● **SUPPLIED ENTRIES**:
────
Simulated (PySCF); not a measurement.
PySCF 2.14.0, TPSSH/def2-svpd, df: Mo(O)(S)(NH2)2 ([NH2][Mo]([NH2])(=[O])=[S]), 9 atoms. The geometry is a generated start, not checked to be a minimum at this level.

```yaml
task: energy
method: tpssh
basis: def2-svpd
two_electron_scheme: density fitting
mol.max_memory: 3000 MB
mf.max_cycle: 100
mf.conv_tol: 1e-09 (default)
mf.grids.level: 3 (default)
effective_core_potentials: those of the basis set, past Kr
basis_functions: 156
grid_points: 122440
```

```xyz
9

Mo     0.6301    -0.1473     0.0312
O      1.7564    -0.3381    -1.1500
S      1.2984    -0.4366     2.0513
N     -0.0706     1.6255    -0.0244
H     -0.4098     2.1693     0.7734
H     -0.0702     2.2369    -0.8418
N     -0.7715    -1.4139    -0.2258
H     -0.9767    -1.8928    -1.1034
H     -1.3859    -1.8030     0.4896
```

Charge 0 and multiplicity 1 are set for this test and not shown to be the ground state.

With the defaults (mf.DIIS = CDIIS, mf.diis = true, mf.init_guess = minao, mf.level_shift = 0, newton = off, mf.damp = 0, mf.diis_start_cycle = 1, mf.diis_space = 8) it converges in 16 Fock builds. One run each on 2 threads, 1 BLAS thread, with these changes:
────

● **ASSIGNED TASK**: Please write out the material word for word from its first line through the line holding "Charge 0 and", including both, and no line past it.

● **RESPONSE AREA**:
Simulated (PySCF); not a measurement.
PySCF 2.14.0, TPSSH/def2-svpd, df: Mo(O)(S)(NH2)2 ([NH2][Mo]([NH2])(=[O])=[S]), 9 atoms. The geometry is a generated start, not checked to be a minimum at this level.

```yaml
task: energy
method: tpssh
basis: def2-svpd
two_electron_scheme: density fitting
mol.max_memory: 3000 MB
mf.max_cycle: 100
mf.conv_tol: 1e-09 (default)
mf.grids.level: 3 (default)
effective_core_potentials: those of the basis set, past Kr
basis_functions: 156
grid_points: 122440
```

```xyz
9

Mo     0.6301    -0.1473     0.0312
O      1.7564    -0.3381    -1.1500
S      1.2984    -0.4366     2.0513
N     -0.0706     1.6255    -0.0244
H     -0.4098     2.1693     0.7734
H     -0.0702     2.2369    -0.8418
N     -0.7715    -1.4139    -0.2258
H     -0.9767    -1.8928    -1.1034
H     -1.3859    -1.8030     0.4896
```

Charge 0 and multiplicity 1 are set for this test and not shown to be the ground state.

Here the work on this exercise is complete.